■ **The data**
Content starts

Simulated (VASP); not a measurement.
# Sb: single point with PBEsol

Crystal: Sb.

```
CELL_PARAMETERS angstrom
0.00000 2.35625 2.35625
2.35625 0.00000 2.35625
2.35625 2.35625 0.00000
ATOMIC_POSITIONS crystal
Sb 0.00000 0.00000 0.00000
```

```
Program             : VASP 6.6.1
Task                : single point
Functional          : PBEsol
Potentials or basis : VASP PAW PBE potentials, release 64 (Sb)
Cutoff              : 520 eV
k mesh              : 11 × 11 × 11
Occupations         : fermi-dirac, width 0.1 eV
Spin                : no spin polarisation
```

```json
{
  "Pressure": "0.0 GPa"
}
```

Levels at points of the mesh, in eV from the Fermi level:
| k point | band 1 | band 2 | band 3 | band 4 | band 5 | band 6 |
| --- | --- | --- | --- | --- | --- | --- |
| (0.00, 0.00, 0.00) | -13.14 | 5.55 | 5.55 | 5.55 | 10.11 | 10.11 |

Content ends

■ **Task item**
Once you find the line containing "5 | band 6 |", stop: reproduce exactly that line and every line of the data before it, and nothing else.

■ **Response area**
Simulated (VASP); not a measurement.
# Sb: single point with PBEsol

Crystal: Sb.

```
CELL_PARAMETERS angstrom
0.00000 2.35625 2.35625
2.35625 0.00000 2.35625
2.35625 2.35625 0.00000
ATOMIC_POSITIONS crystal
Sb 0.00000 0.00000 0.00000
```

```
Program             : VASP 6.6.1
Task                : single point
Functional          : PBEsol
Potentials or basis : VASP PAW PBE potentials, release 64 (Sb)
Cutoff              : 520 eV
k mesh              : 11 × 11 × 11
Occupations         : fermi-dirac, width 0.1 eV
Spin                : no spin polarisation
```

```json
{
  "Pressure": "0.0 GPa"
}
```

Levels at points of the mesh, in eV from the Fermi level:
| k point | band 1 | band 2 | band 3 | band 4 | band 5 | band 6 |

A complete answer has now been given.